**Given records:**
--*--
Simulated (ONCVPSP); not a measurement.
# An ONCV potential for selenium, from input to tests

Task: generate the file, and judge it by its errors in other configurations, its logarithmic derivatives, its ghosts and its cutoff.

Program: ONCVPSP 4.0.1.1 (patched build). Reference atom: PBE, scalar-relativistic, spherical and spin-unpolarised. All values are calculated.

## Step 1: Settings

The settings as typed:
--*--

**Activity:** What you need to do is retype all the entries exactly as written.

**Your response:**
Simulated (ONCVPSP); not a measurement.
# An ONCV potential for selenium, from input to tests

Task: generate the file, and judge it by its errors in other configurations, its logarithmic derivatives, its ghosts and its cutoff.

Program: ONCVPSP 4.0.1.1 (patched build). Reference atom: PBE, scalar-relativistic, spherical and spin-unpolarised. All values are calculated.

## Step 1: Settings

The settings as typed:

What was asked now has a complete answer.